• Information provided:
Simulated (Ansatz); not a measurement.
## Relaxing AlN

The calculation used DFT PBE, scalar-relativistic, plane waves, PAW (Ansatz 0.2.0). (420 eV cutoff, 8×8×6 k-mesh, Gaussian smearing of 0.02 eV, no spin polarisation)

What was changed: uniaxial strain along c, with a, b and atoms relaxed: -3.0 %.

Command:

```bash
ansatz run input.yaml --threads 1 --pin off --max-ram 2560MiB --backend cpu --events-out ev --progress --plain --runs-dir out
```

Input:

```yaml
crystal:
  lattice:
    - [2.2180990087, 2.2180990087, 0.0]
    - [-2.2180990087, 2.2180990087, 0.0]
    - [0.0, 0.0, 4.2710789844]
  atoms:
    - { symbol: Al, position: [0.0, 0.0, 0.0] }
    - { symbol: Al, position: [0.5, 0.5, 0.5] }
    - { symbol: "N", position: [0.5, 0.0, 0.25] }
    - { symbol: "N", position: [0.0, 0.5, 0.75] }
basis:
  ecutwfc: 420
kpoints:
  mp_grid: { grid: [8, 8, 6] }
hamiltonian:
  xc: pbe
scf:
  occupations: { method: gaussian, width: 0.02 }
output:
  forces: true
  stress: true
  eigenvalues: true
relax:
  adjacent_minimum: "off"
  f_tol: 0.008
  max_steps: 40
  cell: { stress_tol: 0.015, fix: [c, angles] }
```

• Brief: Please output only the lines from the first line of the entries through the line with "The calculation used", both included, exactly as written.

• Exercise solution:
Simulated (Ansatz); not a measurement.
## Relaxing AlN

The calculation used DFT PBE, scalar-relativistic, plane waves, PAW (Ansatz 0.2.0). (420 eV cutoff, 8×8×6 k-mesh, Gaussian smearing of 0.02 eV, no spin polarisation)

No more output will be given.